**REQUIRED ACTION**
Only the lines below between the ones containing "- k mesh: 12 × 12 × 11" and "Pressure | -7.9 GPa |", inclusive, are to be reproduced, each exactly as it stands.

── DATASET
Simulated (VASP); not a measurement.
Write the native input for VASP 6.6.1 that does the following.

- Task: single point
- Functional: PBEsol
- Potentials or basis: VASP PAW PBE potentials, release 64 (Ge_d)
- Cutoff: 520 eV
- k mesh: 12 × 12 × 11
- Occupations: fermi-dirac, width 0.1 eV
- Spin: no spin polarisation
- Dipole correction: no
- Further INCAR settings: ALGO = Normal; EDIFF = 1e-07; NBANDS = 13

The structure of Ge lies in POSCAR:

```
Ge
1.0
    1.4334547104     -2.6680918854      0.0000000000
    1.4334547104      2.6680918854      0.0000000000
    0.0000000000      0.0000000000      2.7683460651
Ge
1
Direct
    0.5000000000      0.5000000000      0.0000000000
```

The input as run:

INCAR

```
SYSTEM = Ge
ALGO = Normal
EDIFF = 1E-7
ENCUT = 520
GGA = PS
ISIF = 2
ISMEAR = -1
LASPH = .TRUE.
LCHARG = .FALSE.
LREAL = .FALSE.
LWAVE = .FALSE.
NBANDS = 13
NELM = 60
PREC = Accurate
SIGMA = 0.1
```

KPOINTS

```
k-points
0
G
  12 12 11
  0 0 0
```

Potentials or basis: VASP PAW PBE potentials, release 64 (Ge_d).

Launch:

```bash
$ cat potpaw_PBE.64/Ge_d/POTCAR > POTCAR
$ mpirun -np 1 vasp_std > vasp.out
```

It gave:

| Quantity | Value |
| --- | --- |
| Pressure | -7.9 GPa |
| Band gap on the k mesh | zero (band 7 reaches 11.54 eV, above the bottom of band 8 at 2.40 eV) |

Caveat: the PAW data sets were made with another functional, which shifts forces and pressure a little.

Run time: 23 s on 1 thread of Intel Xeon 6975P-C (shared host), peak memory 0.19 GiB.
────

**YOUR RESPONSE**
- k mesh: 12 × 12 × 11
- Occupations: fermi-dirac, width 0.1 eV
- Spin: no spin polarisation
- Dipole correction: no
- Further INCAR settings: ALGO = Normal; EDIFF = 1e-07; NBANDS = 13

The structure of Ge lies in POSCAR:

```
Ge
1.0
    1.4334547104     -2.6680918854      0.0000000000
    1.4334547104      2.6680918854      0.0000000000
    0.0000000000      0.0000000000      2.7683460651
Ge
1
Direct
    0.5000000000      0.5000000000      0.0000000000
```

The input as run:

INCAR

```
SYSTEM = Ge
ALGO = Normal
EDIFF = 1E-7
ENCUT = 520
GGA = PS
ISIF = 2
ISMEAR = -1
LASPH = .TRUE.
LCHARG = .FALSE.
LREAL = .FALSE.
LWAVE = .FALSE.
NBANDS = 13
NELM = 60
PREC = Accurate
SIGMA = 0.1
```

KPOINTS

```
k-points
0
G
  12 12 11
  0 0 0
```

Potentials or basis: VASP PAW PBE potentials, release 64 (Ge_d).

Launch:

```bash
$ cat potpaw_PBE.64/Ge_d/POTCAR > POTCAR
$ mpirun -np 1 vasp_std > vasp.out
```

It gave:

| Quantity | Value |
| --- | --- |
| Pressure | -7.9 GPa |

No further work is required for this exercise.